**SOURCE DATA**
>>>>>
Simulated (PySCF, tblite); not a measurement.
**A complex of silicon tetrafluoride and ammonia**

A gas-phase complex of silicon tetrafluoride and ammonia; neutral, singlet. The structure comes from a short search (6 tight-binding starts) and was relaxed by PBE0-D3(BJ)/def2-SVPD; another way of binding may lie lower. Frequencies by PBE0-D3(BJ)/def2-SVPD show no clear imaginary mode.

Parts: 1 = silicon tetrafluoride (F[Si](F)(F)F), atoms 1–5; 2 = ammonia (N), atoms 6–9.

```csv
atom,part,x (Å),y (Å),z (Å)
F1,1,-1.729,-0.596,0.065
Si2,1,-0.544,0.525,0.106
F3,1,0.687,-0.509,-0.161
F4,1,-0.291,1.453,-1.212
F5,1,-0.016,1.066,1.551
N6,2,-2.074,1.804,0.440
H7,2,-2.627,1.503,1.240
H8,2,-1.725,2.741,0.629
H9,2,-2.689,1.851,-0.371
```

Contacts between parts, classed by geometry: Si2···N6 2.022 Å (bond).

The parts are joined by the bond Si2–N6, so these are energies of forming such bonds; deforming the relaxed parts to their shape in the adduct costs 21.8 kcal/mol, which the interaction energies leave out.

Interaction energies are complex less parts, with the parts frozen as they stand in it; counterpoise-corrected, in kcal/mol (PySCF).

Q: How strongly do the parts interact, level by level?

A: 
<<<<<

**REQUIREMENT**
Each line of the records should be transcribed without change.

**EXPECTED ANSWER**
Simulated (PySCF, tblite); not a measurement.
**A complex of silicon tetrafluoride and ammonia**

A gas-phase complex of silicon tetrafluoride and ammonia; neutral, singlet. The structure comes from a short search (6 tight-binding starts) and was relaxed by PBE0-D3(BJ)/def2-SVPD; another way of binding may lie lower. Frequencies by PBE0-D3(BJ)/def2-SVPD show no clear imaginary mode.

Parts: 1 = silicon tetrafluoride (F[Si](F)(F)F), atoms 1–5; 2 = ammonia (N), atoms 6–9.

```csv
atom,part,x (Å),y (Å),z (Å)
F1,1,-1.729,-0.596,0.065
Si2,1,-0.544,0.525,0.106
F3,1,0.687,-0.509,-0.161
F4,1,-0.291,1.453,-1.212
F5,1,-0.016,1.066,1.551
N6,2,-2.074,1.804,0.440
H7,2,-2.627,1.503,1.240
H8,2,-1.725,2.741,0.629
H9,2,-2.689,1.851,-0.371
```

Contacts between parts, classed by geometry: Si2···N6 2.022 Å (bond).

The parts are joined by the bond Si2–N6, so these are energies of forming such bonds; deforming the relaxed parts to their shape in the adduct costs 21.8 kcal/mol, which the interaction energies leave out.

Interaction energies are complex less parts, with the parts frozen as they stand in it; counterpoise-corrected, in kcal/mol (PySCF).

Q: How strongly do the parts interact, level by level?

A: 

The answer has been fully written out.